• Work instruction:
Beginning with the first line, copy out each line of the material until the line containing "SMILES with atom" has been copied as well.

#####
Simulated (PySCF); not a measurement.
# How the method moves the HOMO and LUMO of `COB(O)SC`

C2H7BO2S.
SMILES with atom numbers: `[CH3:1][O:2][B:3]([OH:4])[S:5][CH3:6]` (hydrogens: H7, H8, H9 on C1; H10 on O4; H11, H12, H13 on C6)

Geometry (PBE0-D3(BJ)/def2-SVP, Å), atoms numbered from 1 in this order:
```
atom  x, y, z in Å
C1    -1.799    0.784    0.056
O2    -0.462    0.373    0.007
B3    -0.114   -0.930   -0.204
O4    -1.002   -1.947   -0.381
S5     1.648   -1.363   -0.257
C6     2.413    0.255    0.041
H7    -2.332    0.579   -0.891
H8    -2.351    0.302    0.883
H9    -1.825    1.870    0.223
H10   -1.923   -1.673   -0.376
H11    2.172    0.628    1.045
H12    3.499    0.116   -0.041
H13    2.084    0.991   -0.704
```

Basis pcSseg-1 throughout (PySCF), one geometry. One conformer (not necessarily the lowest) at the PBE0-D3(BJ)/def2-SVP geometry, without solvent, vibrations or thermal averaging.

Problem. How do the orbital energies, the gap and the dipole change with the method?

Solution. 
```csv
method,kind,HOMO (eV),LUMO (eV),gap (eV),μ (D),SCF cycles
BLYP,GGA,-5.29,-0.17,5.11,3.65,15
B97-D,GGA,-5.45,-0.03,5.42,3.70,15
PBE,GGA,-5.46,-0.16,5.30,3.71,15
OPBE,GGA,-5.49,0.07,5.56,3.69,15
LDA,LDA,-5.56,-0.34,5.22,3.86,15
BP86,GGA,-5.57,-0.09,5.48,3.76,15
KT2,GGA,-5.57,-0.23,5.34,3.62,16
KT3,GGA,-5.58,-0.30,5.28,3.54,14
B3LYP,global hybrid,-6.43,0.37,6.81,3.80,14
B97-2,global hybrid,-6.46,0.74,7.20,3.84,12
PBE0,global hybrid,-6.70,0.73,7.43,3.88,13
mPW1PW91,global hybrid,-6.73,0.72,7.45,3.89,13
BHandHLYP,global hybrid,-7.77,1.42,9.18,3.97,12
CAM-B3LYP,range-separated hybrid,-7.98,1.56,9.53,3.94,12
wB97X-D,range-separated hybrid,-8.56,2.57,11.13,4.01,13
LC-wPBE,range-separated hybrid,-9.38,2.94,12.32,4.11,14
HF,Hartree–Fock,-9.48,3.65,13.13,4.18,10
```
#####

• Written response:
Simulated (PySCF); not a measurement.
# How the method moves the HOMO and LUMO of `COB(O)SC`

C2H7BO2S.
SMILES with atom numbers: `[CH3:1][O:2][B:3]([OH:4])[S:5][CH3:6]` (hydrogens: H7, H8, H9 on C1; H10 on O4; H11, H12, H13 on C6)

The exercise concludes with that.